-=-=-
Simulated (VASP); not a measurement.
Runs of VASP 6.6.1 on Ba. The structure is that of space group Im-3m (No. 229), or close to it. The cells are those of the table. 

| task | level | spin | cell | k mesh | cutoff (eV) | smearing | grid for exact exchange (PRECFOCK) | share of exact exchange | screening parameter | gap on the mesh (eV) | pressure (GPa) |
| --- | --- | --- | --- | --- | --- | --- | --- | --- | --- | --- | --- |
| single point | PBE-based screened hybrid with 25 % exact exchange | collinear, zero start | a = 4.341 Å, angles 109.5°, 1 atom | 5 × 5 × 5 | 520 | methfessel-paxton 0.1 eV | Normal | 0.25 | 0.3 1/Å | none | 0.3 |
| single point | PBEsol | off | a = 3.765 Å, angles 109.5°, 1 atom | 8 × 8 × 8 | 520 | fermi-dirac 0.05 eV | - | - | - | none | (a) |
-=-=-

• [Task item] Return exactly the lines from the beginning of the data above through the one containing "Runs of VASP", please. Include both end lines and add nothing else.

• [Worked solution]
Simulated (VASP); not a measurement.
Runs of VASP 6.6.1 on Ba. The structure is that of space group Im-3m (No. 229), or close to it. The cells are those of the table. 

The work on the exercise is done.